[EXERCISE]: Reproduce the data word for word, keeping every line complete.

[ENTRIES SUPPLIED]:
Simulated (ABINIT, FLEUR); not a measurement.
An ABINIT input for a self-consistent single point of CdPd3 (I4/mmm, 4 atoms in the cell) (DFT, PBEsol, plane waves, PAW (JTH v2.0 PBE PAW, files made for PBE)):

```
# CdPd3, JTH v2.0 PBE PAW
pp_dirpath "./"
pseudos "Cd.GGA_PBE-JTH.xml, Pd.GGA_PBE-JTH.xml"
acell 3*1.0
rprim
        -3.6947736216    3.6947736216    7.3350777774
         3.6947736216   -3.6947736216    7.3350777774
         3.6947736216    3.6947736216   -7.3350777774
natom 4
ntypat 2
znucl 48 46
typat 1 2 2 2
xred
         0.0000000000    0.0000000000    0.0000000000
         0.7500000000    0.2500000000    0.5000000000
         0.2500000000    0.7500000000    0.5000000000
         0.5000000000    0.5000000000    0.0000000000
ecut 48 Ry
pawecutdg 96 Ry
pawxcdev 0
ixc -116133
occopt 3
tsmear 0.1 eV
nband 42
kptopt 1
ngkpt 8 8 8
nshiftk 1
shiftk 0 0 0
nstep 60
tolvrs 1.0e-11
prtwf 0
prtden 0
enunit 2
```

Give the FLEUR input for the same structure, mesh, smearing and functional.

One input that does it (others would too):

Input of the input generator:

[WRITTEN RESPONSE]:
Simulated (ABINIT, FLEUR); not a measurement.
An ABINIT input for a self-consistent single point of CdPd3 (I4/mmm, 4 atoms in the cell) (DFT, PBEsol, plane waves, PAW (JTH v2.0 PBE PAW, files made for PBE)):

```
# CdPd3, JTH v2.0 PBE PAW
pp_dirpath "./"
pseudos "Cd.GGA_PBE-JTH.xml, Pd.GGA_PBE-JTH.xml"
acell 3*1.0
rprim
        -3.6947736216    3.6947736216    7.3350777774
         3.6947736216   -3.6947736216    7.3350777774
         3.6947736216    3.6947736216   -7.3350777774
natom 4
ntypat 2
znucl 48 46
typat 1 2 2 2
xred
         0.0000000000    0.0000000000    0.0000000000
         0.7500000000    0.2500000000    0.5000000000
         0.2500000000    0.7500000000    0.5000000000
         0.5000000000    0.5000000000    0.0000000000
ecut 48 Ry
pawecutdg 96 Ry
pawxcdev 0
ixc -116133
occopt 3
tsmear 0.1 eV
nband 42
kptopt 1
ngkpt 8 8 8
nshiftk 1
shiftk 0 0 0
nstep 60
tolvrs 1.0e-11
prtwf 0
prtden 0
enunit 2
```

Give the FLEUR input for the same structure, mesh, smearing and functional.

One input that does it (others would too):

Input of the input generator:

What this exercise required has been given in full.